----- INFORMATION GIVEN -----

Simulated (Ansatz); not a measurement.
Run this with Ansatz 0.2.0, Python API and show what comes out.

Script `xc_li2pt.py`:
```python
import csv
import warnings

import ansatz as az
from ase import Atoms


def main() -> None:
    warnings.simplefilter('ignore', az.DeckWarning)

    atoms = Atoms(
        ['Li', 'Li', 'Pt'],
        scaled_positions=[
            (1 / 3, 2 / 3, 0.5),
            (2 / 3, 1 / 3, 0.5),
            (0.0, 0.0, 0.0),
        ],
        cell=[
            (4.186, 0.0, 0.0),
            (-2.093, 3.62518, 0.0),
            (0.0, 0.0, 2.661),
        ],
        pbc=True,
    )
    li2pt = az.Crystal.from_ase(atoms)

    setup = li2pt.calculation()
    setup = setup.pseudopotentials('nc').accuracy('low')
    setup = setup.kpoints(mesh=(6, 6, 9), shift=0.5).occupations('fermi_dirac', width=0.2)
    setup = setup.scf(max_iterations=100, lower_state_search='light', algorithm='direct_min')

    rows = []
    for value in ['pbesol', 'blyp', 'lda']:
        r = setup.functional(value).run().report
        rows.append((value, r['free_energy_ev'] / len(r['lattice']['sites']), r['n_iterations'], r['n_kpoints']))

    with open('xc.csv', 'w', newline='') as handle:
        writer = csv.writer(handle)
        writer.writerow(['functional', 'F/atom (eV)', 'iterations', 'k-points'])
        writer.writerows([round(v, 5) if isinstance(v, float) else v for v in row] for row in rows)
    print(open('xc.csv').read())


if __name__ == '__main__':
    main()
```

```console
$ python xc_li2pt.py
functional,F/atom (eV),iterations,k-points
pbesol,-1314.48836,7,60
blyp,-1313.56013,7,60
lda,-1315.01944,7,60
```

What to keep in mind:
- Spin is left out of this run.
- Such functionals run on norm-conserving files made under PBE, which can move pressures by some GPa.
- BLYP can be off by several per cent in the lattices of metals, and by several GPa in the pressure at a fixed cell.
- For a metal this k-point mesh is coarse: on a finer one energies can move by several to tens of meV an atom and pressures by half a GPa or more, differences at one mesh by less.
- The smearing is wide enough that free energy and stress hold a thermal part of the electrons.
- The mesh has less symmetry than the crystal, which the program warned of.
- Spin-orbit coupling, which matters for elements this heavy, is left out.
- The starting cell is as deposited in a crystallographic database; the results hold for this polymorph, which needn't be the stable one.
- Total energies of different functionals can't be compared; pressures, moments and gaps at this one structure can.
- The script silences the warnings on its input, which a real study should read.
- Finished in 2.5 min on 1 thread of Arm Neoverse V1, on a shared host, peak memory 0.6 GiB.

-----

BRIEF: Starting at the line above that contains "Run this with", write out each line exactly until the line that contains "- Spin is left out of this run." has been written, and stop there.

EXERCISE OUTPUT:
Run this with Ansatz 0.2.0, Python API and show what comes out.

Script `xc_li2pt.py`:
```python
import csv
import warnings

import ansatz as az
from ase import Atoms


def main() -> None:
    warnings.simplefilter('ignore', az.DeckWarning)

    atoms = Atoms(
        ['Li', 'Li', 'Pt'],
        scaled_positions=[
            (1 / 3, 2 / 3, 0.5),
            (2 / 3, 1 / 3, 0.5),
            (0.0, 0.0, 0.0),
        ],
        cell=[
            (4.186, 0.0, 0.0),
            (-2.093, 3.62518, 0.0),
            (0.0, 0.0, 2.661),
        ],
        pbc=True,
    )
    li2pt = az.Crystal.from_ase(atoms)

    setup = li2pt.calculation()
    setup = setup.pseudopotentials('nc').accuracy('low')
    setup = setup.kpoints(mesh=(6, 6, 9), shift=0.5).occupations('fermi_dirac', width=0.2)
    setup = setup.scf(max_iterations=100, lower_state_search='light', algorithm='direct_min')

    rows = []
    for value in ['pbesol', 'blyp', 'lda']:
        r = setup.functional(value).run().report
        rows.append((value, r['free_energy_ev'] / len(r['lattice']['sites']), r['n_iterations'], r['n_kpoints']))

    with open('xc.csv', 'w', newline='') as handle:
        writer = csv.writer(handle)
        writer.writerow(['functional', 'F/atom (eV)', 'iterations', 'k-points'])
        writer.writerows([round(v, 5) if isinstance(v, float) else v for v in row] for row in rows)
    print(open('xc.csv').read())


if __name__ == '__main__':
    main()
```

```console
$ python xc_li2pt.py
functional,F/atom (eV),iterations,k-points
pbesol,-1314.48836,7,60
blyp,-1313.56013,7,60
lda,-1315.01944,7,60
```

What to keep in mind:
- Spin is left out of this run.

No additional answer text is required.